__EXTRACTED MATERIAL__.
-=-=-=-=-
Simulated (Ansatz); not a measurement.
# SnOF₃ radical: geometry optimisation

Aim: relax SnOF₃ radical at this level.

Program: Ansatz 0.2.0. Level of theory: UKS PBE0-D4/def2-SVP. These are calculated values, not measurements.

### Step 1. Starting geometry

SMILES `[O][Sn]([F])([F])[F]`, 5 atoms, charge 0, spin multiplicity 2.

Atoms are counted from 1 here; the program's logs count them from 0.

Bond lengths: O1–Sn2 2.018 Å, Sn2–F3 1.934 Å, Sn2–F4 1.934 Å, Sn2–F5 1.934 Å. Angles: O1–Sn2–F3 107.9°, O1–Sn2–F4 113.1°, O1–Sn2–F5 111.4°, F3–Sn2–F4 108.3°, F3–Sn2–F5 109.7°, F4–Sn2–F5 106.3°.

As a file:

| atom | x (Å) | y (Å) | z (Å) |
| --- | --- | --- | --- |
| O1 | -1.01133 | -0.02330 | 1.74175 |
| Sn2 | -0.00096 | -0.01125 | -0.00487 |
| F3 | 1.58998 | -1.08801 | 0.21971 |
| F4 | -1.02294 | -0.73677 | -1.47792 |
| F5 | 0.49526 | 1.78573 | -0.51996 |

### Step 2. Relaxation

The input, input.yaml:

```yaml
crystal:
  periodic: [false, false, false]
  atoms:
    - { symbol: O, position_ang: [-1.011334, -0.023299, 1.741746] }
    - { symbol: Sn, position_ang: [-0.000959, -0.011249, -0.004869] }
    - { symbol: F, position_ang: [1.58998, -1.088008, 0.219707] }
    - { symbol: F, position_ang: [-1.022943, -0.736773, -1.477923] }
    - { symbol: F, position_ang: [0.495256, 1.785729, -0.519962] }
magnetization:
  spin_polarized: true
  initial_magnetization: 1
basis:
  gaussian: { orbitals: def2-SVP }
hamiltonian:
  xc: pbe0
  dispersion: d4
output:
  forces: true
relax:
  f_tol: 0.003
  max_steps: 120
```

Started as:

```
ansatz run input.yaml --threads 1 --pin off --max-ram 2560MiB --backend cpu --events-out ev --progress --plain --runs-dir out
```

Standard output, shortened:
-=-=-=-=-

__EXERCISE__.
Return the material exactly as it stands above, but only from its first line to the line containing "Program: Ansatz 0.2.0.", both ends included.

__RESPONSE AREA__.
Simulated (Ansatz); not a measurement.
# SnOF₃ radical: geometry optimisation

Aim: relax SnOF₃ radical at this level.

Program: Ansatz 0.2.0. Level of theory: UKS PBE0-D4/def2-SVP. These are calculated values, not measurements.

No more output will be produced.